=== Section Start ===

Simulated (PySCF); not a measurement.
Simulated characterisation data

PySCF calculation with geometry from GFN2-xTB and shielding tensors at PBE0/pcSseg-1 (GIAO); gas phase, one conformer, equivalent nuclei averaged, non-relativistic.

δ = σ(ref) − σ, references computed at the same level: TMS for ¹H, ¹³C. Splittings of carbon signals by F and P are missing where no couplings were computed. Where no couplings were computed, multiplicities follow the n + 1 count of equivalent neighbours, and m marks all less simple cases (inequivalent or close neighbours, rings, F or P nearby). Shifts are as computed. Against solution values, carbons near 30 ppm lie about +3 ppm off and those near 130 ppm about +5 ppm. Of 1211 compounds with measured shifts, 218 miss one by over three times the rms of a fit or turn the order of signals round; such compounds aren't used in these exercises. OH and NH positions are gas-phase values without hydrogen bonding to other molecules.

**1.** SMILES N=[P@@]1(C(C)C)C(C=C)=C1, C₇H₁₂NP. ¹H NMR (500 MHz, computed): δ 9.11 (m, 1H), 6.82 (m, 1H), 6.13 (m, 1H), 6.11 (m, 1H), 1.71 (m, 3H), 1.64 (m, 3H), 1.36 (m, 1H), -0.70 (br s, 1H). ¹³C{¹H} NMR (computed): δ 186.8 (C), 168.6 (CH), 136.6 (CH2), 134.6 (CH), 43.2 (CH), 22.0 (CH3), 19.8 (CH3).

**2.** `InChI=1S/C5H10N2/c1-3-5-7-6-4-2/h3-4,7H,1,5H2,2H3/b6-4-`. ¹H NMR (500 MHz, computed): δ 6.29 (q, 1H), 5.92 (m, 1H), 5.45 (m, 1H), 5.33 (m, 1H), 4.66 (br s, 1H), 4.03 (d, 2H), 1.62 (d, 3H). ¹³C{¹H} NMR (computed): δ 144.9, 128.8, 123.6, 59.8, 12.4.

=== Section End ===

- _ASSIGNMENT_:
Retype every line of the listing, word for word, from its opening line to the line that holds "PySCF calculation with", and include that last line too.

- _TASK OUTPUT_:
Simulated (PySCF); not a measurement.
Simulated characterisation data

PySCF calculation with geometry from GFN2-xTB and shielding tensors at PBE0/pcSseg-1 (GIAO); gas phase, one conformer, equivalent nuclei averaged, non-relativistic.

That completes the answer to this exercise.